Activity = The answer should be an exact repeat of the stretch of material below from the line containing "Runs of VASP" through the line containing "-0.5 | 0.13 |".

════

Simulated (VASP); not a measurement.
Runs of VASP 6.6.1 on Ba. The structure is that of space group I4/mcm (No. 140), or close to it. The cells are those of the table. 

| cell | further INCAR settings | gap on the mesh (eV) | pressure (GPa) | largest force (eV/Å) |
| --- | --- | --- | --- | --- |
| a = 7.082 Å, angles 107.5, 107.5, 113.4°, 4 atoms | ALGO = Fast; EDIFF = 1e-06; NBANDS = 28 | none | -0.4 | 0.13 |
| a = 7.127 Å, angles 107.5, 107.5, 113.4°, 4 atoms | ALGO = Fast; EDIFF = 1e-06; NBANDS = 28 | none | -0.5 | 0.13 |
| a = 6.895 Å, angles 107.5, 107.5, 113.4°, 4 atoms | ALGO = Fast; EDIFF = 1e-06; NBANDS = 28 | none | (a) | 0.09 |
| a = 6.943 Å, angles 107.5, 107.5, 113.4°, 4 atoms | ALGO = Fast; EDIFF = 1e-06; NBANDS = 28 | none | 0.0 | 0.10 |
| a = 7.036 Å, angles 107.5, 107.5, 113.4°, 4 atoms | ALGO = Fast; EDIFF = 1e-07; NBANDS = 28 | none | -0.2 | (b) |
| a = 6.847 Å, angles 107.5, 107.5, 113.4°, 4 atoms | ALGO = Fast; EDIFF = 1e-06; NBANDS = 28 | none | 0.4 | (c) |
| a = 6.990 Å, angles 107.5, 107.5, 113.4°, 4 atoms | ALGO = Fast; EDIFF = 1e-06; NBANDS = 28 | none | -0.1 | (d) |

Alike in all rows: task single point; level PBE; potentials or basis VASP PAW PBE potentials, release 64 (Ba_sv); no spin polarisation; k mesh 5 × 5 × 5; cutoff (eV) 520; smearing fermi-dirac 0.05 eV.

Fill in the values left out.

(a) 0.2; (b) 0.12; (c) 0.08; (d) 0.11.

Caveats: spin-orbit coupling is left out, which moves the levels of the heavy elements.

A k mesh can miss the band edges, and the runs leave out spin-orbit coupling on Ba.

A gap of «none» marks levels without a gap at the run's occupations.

════

Result =
Runs of VASP 6.6.1 on Ba. The structure is that of space group I4/mcm (No. 140), or close to it. The cells are those of the table. 

| cell | further INCAR settings | gap on the mesh (eV) | pressure (GPa) | largest force (eV/Å) |
| --- | --- | --- | --- | --- |
| a = 7.082 Å, angles 107.5, 107.5, 113.4°, 4 atoms | ALGO = Fast; EDIFF = 1e-06; NBANDS = 28 | none | -0.4 | 0.13 |
| a = 7.127 Å, angles 107.5, 107.5, 113.4°, 4 atoms | ALGO = Fast; EDIFF = 1e-06; NBANDS = 28 | none | -0.5 | 0.13 |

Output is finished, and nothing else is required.